- _ACTIVITY_:
This task requires every entry to be set down again exactly.

▬▬▬▬▬▬▬▬▬▬

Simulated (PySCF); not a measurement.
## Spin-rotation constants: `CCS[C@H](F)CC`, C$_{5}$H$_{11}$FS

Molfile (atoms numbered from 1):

▬▬▬▬▬▬▬▬▬▬

- _EXERCISE OUTPUT_:
Simulated (PySCF); not a measurement.
## Spin-rotation constants: `CCS[C@H](F)CC`, C$_{5}$H$_{11}$FS

Molfile (atoms numbered from 1):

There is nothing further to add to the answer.